EXERCISE:
Word for word, transcribe the material below from its first line to the line with "(1) zero (bands", both included.

(Beginning of RECORDS SHOWN)

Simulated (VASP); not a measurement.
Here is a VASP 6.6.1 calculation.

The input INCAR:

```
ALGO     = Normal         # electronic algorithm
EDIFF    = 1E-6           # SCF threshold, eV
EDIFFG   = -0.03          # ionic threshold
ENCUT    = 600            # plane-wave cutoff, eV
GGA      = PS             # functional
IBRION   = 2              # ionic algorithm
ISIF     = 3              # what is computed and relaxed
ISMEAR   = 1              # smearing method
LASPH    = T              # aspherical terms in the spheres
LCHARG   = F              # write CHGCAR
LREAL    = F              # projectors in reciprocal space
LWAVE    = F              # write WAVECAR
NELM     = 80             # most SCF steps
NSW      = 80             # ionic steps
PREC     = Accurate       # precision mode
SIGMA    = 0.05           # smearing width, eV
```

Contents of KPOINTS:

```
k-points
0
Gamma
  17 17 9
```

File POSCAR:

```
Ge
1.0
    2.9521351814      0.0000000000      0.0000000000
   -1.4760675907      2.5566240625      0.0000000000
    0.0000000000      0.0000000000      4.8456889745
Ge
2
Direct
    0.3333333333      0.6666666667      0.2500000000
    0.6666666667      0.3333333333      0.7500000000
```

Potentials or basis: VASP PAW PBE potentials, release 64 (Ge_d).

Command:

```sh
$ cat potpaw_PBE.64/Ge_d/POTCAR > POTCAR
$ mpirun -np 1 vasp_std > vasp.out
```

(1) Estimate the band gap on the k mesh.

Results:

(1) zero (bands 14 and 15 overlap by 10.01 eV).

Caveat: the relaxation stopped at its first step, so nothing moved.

(End of RECORDS SHOWN)

EXERCISE OUTPUT:
Simulated (VASP); not a measurement.
Here is a VASP 6.6.1 calculation.

The input INCAR:

```
ALGO     = Normal         # electronic algorithm
EDIFF    = 1E-6           # SCF threshold, eV
EDIFFG   = -0.03          # ionic threshold
ENCUT    = 600            # plane-wave cutoff, eV
GGA      = PS             # functional
IBRION   = 2              # ionic algorithm
ISIF     = 3              # what is computed and relaxed
ISMEAR   = 1              # smearing method
LASPH    = T              # aspherical terms in the spheres
LCHARG   = F              # write CHGCAR
LREAL    = F              # projectors in reciprocal space
LWAVE    = F              # write WAVECAR
NELM     = 80             # most SCF steps
NSW      = 80             # ionic steps
PREC     = Accurate       # precision mode
SIGMA    = 0.05           # smearing width, eV
```

Contents of KPOINTS:

```
k-points
0
Gamma
  17 17 9
```

File POSCAR:

```
Ge
1.0
    2.9521351814      0.0000000000      0.0000000000
   -1.4760675907      2.5566240625      0.0000000000
    0.0000000000      0.0000000000      4.8456889745
Ge
2
Direct
    0.3333333333      0.6666666667      0.2500000000
    0.6666666667      0.3333333333      0.7500000000
```

Potentials or basis: VASP PAW PBE potentials, release 64 (Ge_d).

Command:

```sh
$ cat potpaw_PBE.64/Ge_d/POTCAR > POTCAR
$ mpirun -np 1 vasp_std > vasp.out
```

(1) Estimate the band gap on the k mesh.

Results:

(1) zero (bands 14 and 15 overlap by 10.01 eV).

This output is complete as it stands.